▬▬▬▬▬▬

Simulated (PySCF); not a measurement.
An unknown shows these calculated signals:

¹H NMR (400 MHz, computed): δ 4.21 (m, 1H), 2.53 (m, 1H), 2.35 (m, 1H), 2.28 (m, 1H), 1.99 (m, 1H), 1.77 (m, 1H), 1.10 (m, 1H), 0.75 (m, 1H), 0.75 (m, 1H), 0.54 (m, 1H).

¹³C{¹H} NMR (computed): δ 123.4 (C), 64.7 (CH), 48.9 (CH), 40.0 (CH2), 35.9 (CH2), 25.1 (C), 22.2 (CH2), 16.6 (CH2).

▬▬▬▬▬▬

**Work request**
Write the data out again, verbatim.

**Worked solution**
Simulated (PySCF); not a measurement.
An unknown shows these calculated signals:

¹H NMR (400 MHz, computed): δ 4.21 (m, 1H), 2.53 (m, 1H), 2.35 (m, 1H), 2.28 (m, 1H), 1.99 (m, 1H), 1.77 (m, 1H), 1.10 (m, 1H), 0.75 (m, 1H), 0.75 (m, 1H), 0.54 (m, 1H).

¹³C{¹H} NMR (computed): δ 123.4 (C), 64.7 (CH), 48.9 (CH), 40.0 (CH2), 35.9 (CH2), 25.1 (C), 22.2 (CH2), 16.6 (CH2).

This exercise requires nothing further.